-- Opening Marker --

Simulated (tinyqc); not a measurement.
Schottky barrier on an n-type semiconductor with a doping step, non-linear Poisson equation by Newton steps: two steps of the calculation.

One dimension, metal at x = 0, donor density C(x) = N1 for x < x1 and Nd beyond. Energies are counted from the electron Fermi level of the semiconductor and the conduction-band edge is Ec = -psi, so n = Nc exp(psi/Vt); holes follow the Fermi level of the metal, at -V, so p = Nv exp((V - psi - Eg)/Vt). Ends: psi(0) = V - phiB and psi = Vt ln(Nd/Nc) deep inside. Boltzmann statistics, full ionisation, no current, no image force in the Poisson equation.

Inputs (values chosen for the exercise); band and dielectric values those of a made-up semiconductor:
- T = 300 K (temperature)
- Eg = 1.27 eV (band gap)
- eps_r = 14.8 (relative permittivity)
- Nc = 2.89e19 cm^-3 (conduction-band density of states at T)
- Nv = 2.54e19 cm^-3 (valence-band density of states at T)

-- Closing Marker --

ASSIGNED TASK ::
Top to bottom, set down the whole listing exactly.

RESPONSE BOX ::
Simulated (tinyqc); not a measurement.
Schottky barrier on an n-type semiconductor with a doping step, non-linear Poisson equation by Newton steps: two steps of the calculation.

One dimension, metal at x = 0, donor density C(x) = N1 for x < x1 and Nd beyond. Energies are counted from the electron Fermi level of the semiconductor and the conduction-band edge is Ec = -psi, so n = Nc exp(psi/Vt); holes follow the Fermi level of the metal, at -V, so p = Nv exp((V - psi - Eg)/Vt). Ends: psi(0) = V - phiB and psi = Vt ln(Nd/Nc) deep inside. Boltzmann statistics, full ionisation, no current, no image force in the Poisson equation.

Inputs (values chosen for the exercise); band and dielectric values those of a made-up semiconductor:
- T = 300 K (temperature)
- Eg = 1.27 eV (band gap)
- eps_r = 14.8 (relative permittivity)
- Nc = 2.89e19 cm^-3 (conduction-band density of states at T)
- Nv = 2.54e19 cm^-3 (valence-band density of states at T)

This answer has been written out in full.